+++ ENTRIES PROVIDED

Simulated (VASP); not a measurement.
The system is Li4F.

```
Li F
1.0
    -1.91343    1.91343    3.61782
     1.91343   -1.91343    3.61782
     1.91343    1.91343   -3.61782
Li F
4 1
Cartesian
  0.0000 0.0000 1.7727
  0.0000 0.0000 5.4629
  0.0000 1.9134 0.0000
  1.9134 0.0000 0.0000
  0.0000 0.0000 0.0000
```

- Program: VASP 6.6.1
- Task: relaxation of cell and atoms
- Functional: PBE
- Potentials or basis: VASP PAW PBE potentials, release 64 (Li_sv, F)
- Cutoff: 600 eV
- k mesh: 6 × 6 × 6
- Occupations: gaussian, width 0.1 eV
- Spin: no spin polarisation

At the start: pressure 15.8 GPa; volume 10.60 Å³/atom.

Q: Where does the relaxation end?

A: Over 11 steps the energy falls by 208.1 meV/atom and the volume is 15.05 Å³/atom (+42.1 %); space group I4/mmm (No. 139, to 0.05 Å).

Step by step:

++++++

### ASSIGNMENT
Reproduce the listing above exactly, but only from its first line through the line holding "Q: Where does the relaxation end?"; both of those lines are included.

### WRITTEN REPLY
Simulated (VASP); not a measurement.
The system is Li4F.

```
Li F
1.0
    -1.91343    1.91343    3.61782
     1.91343   -1.91343    3.61782
     1.91343    1.91343   -3.61782
Li F
4 1
Cartesian
  0.0000 0.0000 1.7727
  0.0000 0.0000 5.4629
  0.0000 1.9134 0.0000
  1.9134 0.0000 0.0000
  0.0000 0.0000 0.0000
```

- Program: VASP 6.6.1
- Task: relaxation of cell and atoms
- Functional: PBE
- Potentials or basis: VASP PAW PBE potentials, release 64 (Li_sv, F)
- Cutoff: 600 eV
- k mesh: 6 × 6 × 6
- Occupations: gaussian, width 0.1 eV
- Spin: no spin polarisation

At the start: pressure 15.8 GPa; volume 10.60 Å³/atom.

Q: Where does the relaxation end?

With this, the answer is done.